Task item:
Reproduce exactly the lines that run from the start of the records below to the line with "Pressure: 29.2 GPa", inclusive.

┄┄┄┄┄┄┄┄┄┄
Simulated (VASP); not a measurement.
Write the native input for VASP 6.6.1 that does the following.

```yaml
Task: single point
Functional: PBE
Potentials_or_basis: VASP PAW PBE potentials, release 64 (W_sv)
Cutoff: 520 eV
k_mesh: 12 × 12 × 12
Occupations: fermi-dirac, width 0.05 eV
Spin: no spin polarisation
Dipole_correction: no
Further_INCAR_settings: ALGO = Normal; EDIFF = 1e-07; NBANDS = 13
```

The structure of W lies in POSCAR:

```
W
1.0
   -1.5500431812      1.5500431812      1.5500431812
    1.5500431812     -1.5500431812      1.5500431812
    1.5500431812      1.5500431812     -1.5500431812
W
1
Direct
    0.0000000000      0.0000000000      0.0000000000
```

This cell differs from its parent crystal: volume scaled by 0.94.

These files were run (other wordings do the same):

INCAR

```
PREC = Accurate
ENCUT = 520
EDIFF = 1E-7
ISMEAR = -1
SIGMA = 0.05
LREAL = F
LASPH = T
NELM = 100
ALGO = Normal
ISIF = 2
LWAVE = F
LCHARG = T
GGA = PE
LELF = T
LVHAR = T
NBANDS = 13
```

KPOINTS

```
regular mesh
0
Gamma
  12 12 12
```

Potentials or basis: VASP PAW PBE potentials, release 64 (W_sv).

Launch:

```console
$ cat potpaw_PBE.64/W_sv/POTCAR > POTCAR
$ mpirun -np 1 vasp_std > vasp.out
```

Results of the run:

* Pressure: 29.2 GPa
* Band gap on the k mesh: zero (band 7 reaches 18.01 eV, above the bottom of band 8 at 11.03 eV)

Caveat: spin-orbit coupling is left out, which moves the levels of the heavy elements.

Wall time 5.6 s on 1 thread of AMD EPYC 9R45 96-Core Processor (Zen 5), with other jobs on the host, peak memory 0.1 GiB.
┄┄┄┄┄┄┄┄┄┄

Your solution:
Simulated (VASP); not a measurement.
Write the native input for VASP 6.6.1 that does the following.

```yaml
Task: single point
Functional: PBE
Potentials_or_basis: VASP PAW PBE potentials, release 64 (W_sv)
Cutoff: 520 eV
k_mesh: 12 × 12 × 12
Occupations: fermi-dirac, width 0.05 eV
Spin: no spin polarisation
Dipole_correction: no
Further_INCAR_settings: ALGO = Normal; EDIFF = 1e-07; NBANDS = 13
```

The structure of W lies in POSCAR:

```
W
1.0
   -1.5500431812      1.5500431812      1.5500431812
    1.5500431812     -1.5500431812      1.5500431812
    1.5500431812      1.5500431812     -1.5500431812
W
1
Direct
    0.0000000000      0.0000000000      0.0000000000
```

This cell differs from its parent crystal: volume scaled by 0.94.

These files were run (other wordings do the same):

INCAR

```
PREC = Accurate
ENCUT = 520
EDIFF = 1E-7
ISMEAR = -1
SIGMA = 0.05
LREAL = F
LASPH = T
NELM = 100
ALGO = Normal
ISIF = 2
LWAVE = F
LCHARG = T
GGA = PE
LELF = T
LVHAR = T
NBANDS = 13
```

KPOINTS

```
regular mesh
0
Gamma
  12 12 12
```

Potentials or basis: VASP PAW PBE potentials, release 64 (W_sv).

Launch:

```console
$ cat potpaw_PBE.64/W_sv/POTCAR > POTCAR
$ mpirun -np 1 vasp_std > vasp.out
```

Results of the run:

* Pressure: 29.2 GPa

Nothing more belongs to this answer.